• **Work item**: Repeat verbatim, and only, the lines of the data below, beginning at the line that contains "Assemble the structure." and stopping after the line that contains "- δC 17.0 is".

= = = = = = =

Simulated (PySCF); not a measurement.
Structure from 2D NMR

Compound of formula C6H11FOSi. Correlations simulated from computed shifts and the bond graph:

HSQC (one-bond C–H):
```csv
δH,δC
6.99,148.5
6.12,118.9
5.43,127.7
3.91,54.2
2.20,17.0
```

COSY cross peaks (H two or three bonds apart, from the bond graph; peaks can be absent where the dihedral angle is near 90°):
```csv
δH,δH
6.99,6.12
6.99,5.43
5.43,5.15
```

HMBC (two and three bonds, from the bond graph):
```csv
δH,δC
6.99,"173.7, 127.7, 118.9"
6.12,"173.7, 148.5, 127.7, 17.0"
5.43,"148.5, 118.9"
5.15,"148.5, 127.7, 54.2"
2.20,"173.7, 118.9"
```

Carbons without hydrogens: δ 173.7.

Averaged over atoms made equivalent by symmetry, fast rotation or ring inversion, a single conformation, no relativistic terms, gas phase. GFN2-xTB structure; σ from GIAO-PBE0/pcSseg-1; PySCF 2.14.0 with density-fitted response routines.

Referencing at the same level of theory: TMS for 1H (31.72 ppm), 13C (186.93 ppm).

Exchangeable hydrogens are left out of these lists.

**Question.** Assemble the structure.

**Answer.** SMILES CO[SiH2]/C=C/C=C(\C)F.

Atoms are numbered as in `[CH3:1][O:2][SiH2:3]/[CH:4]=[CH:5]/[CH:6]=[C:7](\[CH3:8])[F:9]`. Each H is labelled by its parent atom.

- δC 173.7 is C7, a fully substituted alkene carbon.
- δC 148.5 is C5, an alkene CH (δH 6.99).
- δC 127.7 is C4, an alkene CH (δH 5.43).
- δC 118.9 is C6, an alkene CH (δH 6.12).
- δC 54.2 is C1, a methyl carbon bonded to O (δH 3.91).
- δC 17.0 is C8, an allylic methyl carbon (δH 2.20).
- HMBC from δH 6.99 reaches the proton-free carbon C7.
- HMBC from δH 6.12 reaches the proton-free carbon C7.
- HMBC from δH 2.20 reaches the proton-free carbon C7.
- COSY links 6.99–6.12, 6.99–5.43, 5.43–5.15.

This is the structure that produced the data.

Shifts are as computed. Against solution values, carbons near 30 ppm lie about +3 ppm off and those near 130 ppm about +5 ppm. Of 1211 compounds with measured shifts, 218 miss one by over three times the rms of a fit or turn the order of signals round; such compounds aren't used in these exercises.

= = = = = = =

• **Task answer**:
**Question.** Assemble the structure.

**Answer.** SMILES CO[SiH2]/C=C/C=C(\C)F.

Atoms are numbered as in `[CH3:1][O:2][SiH2:3]/[CH:4]=[CH:5]/[CH:6]=[C:7](\[CH3:8])[F:9]`. Each H is labelled by its parent atom.

- δC 173.7 is C7, a fully substituted alkene carbon.
- δC 148.5 is C5, an alkene CH (δH 6.99).
- δC 127.7 is C4, an alkene CH (δH 5.43).
- δC 118.9 is C6, an alkene CH (δH 6.12).
- δC 54.2 is C1, a methyl carbon bonded to O (δH 3.91).
- δC 17.0 is C8, an allylic methyl carbon (δH 2.20).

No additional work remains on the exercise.